SUPPLIED RECORDS:
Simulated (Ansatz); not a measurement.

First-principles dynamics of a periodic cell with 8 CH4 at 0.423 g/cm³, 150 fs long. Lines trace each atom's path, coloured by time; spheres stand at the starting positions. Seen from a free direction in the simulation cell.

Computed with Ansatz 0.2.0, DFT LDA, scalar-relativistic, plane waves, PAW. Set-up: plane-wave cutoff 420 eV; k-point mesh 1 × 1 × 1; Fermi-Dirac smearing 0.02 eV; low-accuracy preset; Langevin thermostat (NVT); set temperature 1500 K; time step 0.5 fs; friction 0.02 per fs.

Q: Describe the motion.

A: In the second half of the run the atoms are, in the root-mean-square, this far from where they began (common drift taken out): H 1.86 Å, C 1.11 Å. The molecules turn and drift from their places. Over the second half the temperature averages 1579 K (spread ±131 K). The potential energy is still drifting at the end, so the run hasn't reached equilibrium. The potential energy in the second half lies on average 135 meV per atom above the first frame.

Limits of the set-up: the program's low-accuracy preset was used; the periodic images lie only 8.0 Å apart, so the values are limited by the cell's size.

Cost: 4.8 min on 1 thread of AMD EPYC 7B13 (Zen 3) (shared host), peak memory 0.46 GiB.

REQUIREMENT: Print each entry exactly as it appears above.

SOLUTION:
Simulated (Ansatz); not a measurement.

First-principles dynamics of a periodic cell with 8 CH4 at 0.423 g/cm³, 150 fs long. Lines trace each atom's path, coloured by time; spheres stand at the starting positions. Seen from a free direction in the simulation cell.

Computed with Ansatz 0.2.0, DFT LDA, scalar-relativistic, plane waves, PAW. Set-up: plane-wave cutoff 420 eV; k-point mesh 1 × 1 × 1; Fermi-Dirac smearing 0.02 eV; low-accuracy preset; Langevin thermostat (NVT); set temperature 1500 K; time step 0.5 fs; friction 0.02 per fs.

Q: Describe the motion.

A: In the second half of the run the atoms are, in the root-mean-square, this far from where they began (common drift taken out): H 1.86 Å, C 1.11 Å. The molecules turn and drift from their places. Over the second half the temperature averages 1579 K (spread ±131 K). The potential energy is still drifting at the end, so the run hasn't reached equilibrium. The potential energy in the second half lies on average 135 meV per atom above the first frame.

Limits of the set-up: the program's low-accuracy preset was used; the periodic images lie only 8.0 Å apart, so the values are limited by the cell's size.

Cost: 4.8 min on 1 thread of AMD EPYC 7B13 (Zen 3) (shared host), peak memory 0.46 GiB.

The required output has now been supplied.